• Entries provided
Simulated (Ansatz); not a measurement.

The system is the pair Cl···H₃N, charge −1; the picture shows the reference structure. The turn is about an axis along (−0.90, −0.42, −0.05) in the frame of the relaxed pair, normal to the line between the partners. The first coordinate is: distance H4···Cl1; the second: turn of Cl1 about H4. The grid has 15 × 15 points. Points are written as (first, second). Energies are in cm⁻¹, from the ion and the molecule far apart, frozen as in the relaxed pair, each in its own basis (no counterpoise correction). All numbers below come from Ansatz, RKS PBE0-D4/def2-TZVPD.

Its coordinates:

• Activity
Write down every line of the data exactly as it appears above.

• Reply
Simulated (Ansatz); not a measurement.

The system is the pair Cl···H₃N, charge −1; the picture shows the reference structure. The turn is about an axis along (−0.90, −0.42, −0.05) in the frame of the relaxed pair, normal to the line between the partners. The first coordinate is: distance H4···Cl1; the second: turn of Cl1 about H4. The grid has 15 × 15 points. Points are written as (first, second). Energies are in cm⁻¹, from the ion and the molecule far apart, frozen as in the relaxed pair, each in its own basis (no counterpoise correction). All numbers below come from Ansatz, RKS PBE0-D4/def2-TZVPD.

Its coordinates:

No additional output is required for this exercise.